Your answer should be the data below, reproduced with nothing changed.

Start of Record set

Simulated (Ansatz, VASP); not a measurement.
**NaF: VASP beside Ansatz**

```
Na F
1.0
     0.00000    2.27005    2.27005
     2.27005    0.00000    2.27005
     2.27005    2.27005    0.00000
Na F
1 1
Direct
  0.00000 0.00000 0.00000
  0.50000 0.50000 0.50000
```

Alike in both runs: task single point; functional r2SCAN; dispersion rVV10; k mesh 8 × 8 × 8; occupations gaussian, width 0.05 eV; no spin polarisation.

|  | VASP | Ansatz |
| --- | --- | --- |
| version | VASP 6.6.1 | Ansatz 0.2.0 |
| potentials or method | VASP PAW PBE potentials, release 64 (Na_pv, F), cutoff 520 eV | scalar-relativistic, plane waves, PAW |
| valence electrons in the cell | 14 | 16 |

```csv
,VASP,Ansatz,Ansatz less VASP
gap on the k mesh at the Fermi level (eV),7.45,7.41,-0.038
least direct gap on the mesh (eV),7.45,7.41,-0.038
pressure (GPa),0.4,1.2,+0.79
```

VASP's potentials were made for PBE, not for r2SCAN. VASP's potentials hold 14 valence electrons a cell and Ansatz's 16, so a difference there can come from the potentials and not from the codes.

End of Record set

# Answer area
Simulated (Ansatz, VASP); not a measurement.
**NaF: VASP beside Ansatz**

```
Na F
1.0
     0.00000    2.27005    2.27005
     2.27005    0.00000    2.27005
     2.27005    2.27005    0.00000
Na F
1 1
Direct
  0.00000 0.00000 0.00000
  0.50000 0.50000 0.50000
```

Alike in both runs: task single point; functional r2SCAN; dispersion rVV10; k mesh 8 × 8 × 8; occupations gaussian, width 0.05 eV; no spin polarisation.

|  | VASP | Ansatz |
| --- | --- | --- |
| version | VASP 6.6.1 | Ansatz 0.2.0 |
| potentials or method | VASP PAW PBE potentials, release 64 (Na_pv, F), cutoff 520 eV | scalar-relativistic, plane waves, PAW |
| valence electrons in the cell | 14 | 16 |

```csv
,VASP,Ansatz,Ansatz less VASP
gap on the k mesh at the Fermi level (eV),7.45,7.41,-0.038
least direct gap on the mesh (eV),7.45,7.41,-0.038
pressure (GPa),0.4,1.2,+0.79
```

VASP's potentials were made for PBE, not for r2SCAN. VASP's potentials hold 14 valence electrons a cell and Ansatz's 16, so a difference there can come from the potentials and not from the codes.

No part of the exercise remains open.